Work instruction
The answer must be the complete listing, reproduced exactly.

━━━━━━━━━━

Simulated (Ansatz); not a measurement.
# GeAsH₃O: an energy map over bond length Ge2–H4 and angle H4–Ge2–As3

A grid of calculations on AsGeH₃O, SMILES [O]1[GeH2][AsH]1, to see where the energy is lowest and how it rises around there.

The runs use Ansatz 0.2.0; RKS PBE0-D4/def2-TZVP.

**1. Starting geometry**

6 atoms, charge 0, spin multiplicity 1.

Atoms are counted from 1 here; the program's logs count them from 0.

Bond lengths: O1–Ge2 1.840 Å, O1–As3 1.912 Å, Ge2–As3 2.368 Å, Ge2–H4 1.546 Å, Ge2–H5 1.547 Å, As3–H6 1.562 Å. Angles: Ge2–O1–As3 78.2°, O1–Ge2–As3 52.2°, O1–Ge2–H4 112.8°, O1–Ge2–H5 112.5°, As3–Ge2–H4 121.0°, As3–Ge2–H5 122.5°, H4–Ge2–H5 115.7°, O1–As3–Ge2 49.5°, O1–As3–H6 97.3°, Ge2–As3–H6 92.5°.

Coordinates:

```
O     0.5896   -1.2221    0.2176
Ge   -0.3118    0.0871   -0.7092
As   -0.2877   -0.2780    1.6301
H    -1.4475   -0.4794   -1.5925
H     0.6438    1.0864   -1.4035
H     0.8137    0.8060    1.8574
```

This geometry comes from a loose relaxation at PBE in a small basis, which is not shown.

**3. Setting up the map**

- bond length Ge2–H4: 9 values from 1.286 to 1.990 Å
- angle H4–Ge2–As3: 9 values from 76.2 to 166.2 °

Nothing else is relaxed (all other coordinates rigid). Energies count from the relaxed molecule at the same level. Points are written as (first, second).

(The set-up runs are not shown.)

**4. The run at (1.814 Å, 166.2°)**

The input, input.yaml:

━━━━━━━━━━

Exercise answer
Simulated (Ansatz); not a measurement.
# GeAsH₃O: an energy map over bond length Ge2–H4 and angle H4–Ge2–As3

A grid of calculations on AsGeH₃O, SMILES [O]1[GeH2][AsH]1, to see where the energy is lowest and how it rises around there.

The runs use Ansatz 0.2.0; RKS PBE0-D4/def2-TZVP.

**1. Starting geometry**

6 atoms, charge 0, spin multiplicity 1.

Atoms are counted from 1 here; the program's logs count them from 0.

Bond lengths: O1–Ge2 1.840 Å, O1–As3 1.912 Å, Ge2–As3 2.368 Å, Ge2–H4 1.546 Å, Ge2–H5 1.547 Å, As3–H6 1.562 Å. Angles: Ge2–O1–As3 78.2°, O1–Ge2–As3 52.2°, O1–Ge2–H4 112.8°, O1–Ge2–H5 112.5°, As3–Ge2–H4 121.0°, As3–Ge2–H5 122.5°, H4–Ge2–H5 115.7°, O1–As3–Ge2 49.5°, O1–As3–H6 97.3°, Ge2–As3–H6 92.5°.

Coordinates:

```
O     0.5896   -1.2221    0.2176
Ge   -0.3118    0.0871   -0.7092
As   -0.2877   -0.2780    1.6301
H    -1.4475   -0.4794   -1.5925
H     0.6438    1.0864   -1.4035
H     0.8137    0.8060    1.8574
```

This geometry comes from a loose relaxation at PBE in a small basis, which is not shown.

**3. Setting up the map**

- bond length Ge2–H4: 9 values from 1.286 to 1.990 Å
- angle H4–Ge2–As3: 9 values from 76.2 to 166.2 °

Nothing else is relaxed (all other coordinates rigid). Energies count from the relaxed molecule at the same level. Points are written as (first, second).

(The set-up runs are not shown.)

**4. The run at (1.814 Å, 166.2°)**

The input, input.yaml:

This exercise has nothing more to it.